Material provided:
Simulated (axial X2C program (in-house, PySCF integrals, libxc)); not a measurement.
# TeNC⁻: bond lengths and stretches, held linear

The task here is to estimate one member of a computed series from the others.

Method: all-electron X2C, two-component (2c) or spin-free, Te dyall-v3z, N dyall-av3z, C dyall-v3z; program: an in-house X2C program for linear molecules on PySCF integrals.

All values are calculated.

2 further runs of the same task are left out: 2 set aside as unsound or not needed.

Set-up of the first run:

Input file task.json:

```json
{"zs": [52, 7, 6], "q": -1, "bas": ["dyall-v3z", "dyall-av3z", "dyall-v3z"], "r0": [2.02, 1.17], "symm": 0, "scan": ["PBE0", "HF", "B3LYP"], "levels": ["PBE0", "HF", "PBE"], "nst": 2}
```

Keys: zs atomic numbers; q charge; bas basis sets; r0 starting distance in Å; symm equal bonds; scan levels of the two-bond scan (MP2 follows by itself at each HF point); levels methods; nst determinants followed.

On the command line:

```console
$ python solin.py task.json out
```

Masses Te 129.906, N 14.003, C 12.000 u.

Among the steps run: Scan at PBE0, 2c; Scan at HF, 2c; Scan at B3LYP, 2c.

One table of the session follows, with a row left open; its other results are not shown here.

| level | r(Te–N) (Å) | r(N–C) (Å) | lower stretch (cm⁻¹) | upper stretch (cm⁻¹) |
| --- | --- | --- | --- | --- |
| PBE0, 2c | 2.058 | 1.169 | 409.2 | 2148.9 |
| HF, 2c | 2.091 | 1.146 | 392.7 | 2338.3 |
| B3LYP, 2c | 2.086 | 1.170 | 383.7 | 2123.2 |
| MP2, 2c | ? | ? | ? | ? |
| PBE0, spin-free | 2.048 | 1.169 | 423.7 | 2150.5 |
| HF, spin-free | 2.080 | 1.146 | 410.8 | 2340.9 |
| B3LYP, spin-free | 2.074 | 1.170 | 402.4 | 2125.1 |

Work order: Only the lines from the beginning of the material above through the line with "409.2 | 2148.9 |" are wanted; extract them exactly.

Written reply:
Simulated (axial X2C program (in-house, PySCF integrals, libxc)); not a measurement.
# TeNC⁻: bond lengths and stretches, held linear

The task here is to estimate one member of a computed series from the others.

Method: all-electron X2C, two-component (2c) or spin-free, Te dyall-v3z, N dyall-av3z, C dyall-v3z; program: an in-house X2C program for linear molecules on PySCF integrals.

All values are calculated.

2 further runs of the same task are left out: 2 set aside as unsound or not needed.

Set-up of the first run:

Input file task.json:

```json
{"zs": [52, 7, 6], "q": -1, "bas": ["dyall-v3z", "dyall-av3z", "dyall-v3z"], "r0": [2.02, 1.17], "symm": 0, "scan": ["PBE0", "HF", "B3LYP"], "levels": ["PBE0", "HF", "PBE"], "nst": 2}
```

Keys: zs atomic numbers; q charge; bas basis sets; r0 starting distance in Å; symm equal bonds; scan levels of the two-bond scan (MP2 follows by itself at each HF point); levels methods; nst determinants followed.

On the command line:

```console
$ python solin.py task.json out
```

Masses Te 129.906, N 14.003, C 12.000 u.

Among the steps run: Scan at PBE0, 2c; Scan at HF, 2c; Scan at B3LYP, 2c.

One table of the session follows, with a row left open; its other results are not shown here.

| level | r(Te–N) (Å) | r(N–C) (Å) | lower stretch (cm⁻¹) | upper stretch (cm⁻¹) |
| --- | --- | --- | --- | --- |
| PBE0, 2c | 2.058 | 1.169 | 409.2 | 2148.9 |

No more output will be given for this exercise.